● **Work item**:
Copy out exactly the lines from the first line of the material below through the line containing "Alike in both", and nothing beyond them.

+++ Dataset entries

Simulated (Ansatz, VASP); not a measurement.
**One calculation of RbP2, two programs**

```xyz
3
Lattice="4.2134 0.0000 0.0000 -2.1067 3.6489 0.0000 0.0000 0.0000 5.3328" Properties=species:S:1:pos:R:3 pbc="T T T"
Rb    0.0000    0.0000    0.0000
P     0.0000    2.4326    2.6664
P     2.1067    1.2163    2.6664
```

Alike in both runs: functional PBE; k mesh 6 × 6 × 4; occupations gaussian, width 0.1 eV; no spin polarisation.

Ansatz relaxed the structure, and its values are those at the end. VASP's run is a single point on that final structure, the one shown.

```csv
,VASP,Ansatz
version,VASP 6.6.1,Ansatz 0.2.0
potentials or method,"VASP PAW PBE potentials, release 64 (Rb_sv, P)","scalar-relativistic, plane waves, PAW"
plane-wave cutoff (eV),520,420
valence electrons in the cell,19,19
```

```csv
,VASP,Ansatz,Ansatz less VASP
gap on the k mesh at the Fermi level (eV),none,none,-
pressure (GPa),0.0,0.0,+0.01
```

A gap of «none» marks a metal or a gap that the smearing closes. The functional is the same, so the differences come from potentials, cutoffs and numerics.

++++++

● **Response**:
Simulated (Ansatz, VASP); not a measurement.
**One calculation of RbP2, two programs**

```xyz
3
Lattice="4.2134 0.0000 0.0000 -2.1067 3.6489 0.0000 0.0000 0.0000 5.3328" Properties=species:S:1:pos:R:3 pbc="T T T"
Rb    0.0000    0.0000    0.0000
P     0.0000    2.4326    2.6664
P     2.1067    1.2163    2.6664
```

Alike in both runs: functional PBE; k mesh 6 × 6 × 4; occupations gaussian, width 0.1 eV; no spin polarisation.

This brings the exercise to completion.